· · · · ·
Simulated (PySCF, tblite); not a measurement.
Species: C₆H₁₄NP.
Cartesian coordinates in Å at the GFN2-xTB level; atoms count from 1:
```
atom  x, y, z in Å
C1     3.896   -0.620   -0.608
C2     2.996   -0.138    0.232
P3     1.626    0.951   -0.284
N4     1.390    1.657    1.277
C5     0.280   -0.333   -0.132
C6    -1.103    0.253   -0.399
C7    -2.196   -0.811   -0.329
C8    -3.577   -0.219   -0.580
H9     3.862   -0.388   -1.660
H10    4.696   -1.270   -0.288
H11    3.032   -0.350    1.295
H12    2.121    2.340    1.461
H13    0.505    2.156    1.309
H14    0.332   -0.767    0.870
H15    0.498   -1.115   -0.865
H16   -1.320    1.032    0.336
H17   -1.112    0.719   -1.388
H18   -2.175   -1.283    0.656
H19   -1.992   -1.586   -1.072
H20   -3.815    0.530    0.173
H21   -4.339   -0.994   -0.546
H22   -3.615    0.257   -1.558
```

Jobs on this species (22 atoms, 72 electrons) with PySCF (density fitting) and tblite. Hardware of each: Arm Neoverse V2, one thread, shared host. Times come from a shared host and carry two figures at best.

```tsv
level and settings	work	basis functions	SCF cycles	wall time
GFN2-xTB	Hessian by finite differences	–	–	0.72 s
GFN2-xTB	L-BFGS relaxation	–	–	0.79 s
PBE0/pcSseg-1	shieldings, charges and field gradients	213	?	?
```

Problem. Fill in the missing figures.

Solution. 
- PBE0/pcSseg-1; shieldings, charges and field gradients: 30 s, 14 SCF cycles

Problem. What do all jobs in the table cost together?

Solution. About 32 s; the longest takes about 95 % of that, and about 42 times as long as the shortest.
· · · · ·

### Assignment
Write the opening line of the data above and every line after it, exactly, stopping once you have written the line with "Problem. What do".

### Task solution
Simulated (PySCF, tblite); not a measurement.
Species: C₆H₁₄NP.
Cartesian coordinates in Å at the GFN2-xTB level; atoms count from 1:
```
atom  x, y, z in Å
C1     3.896   -0.620   -0.608
C2     2.996   -0.138    0.232
P3     1.626    0.951   -0.284
N4     1.390    1.657    1.277
C5     0.280   -0.333   -0.132
C6    -1.103    0.253   -0.399
C7    -2.196   -0.811   -0.329
C8    -3.577   -0.219   -0.580
H9     3.862   -0.388   -1.660
H10    4.696   -1.270   -0.288
H11    3.032   -0.350    1.295
H12    2.121    2.340    1.461
H13    0.505    2.156    1.309
H14    0.332   -0.767    0.870
H15    0.498   -1.115   -0.865
H16   -1.320    1.032    0.336
H17   -1.112    0.719   -1.388
H18   -2.175   -1.283    0.656
H19   -1.992   -1.586   -1.072
H20   -3.815    0.530    0.173
H21   -4.339   -0.994   -0.546
H22   -3.615    0.257   -1.558
```

Jobs on this species (22 atoms, 72 electrons) with PySCF (density fitting) and tblite. Hardware of each: Arm Neoverse V2, one thread, shared host. Times come from a shared host and carry two figures at best.

```tsv
level and settings	work	basis functions	SCF cycles	wall time
GFN2-xTB	Hessian by finite differences	–	–	0.72 s
GFN2-xTB	L-BFGS relaxation	–	–	0.79 s
PBE0/pcSseg-1	shieldings, charges and field gradients	213	?	?
```

Problem. Fill in the missing figures.

Solution. 
- PBE0/pcSseg-1; shieldings, charges and field gradients: 30 s, 14 SCF cycles

Problem. What do all jobs in the table cost together?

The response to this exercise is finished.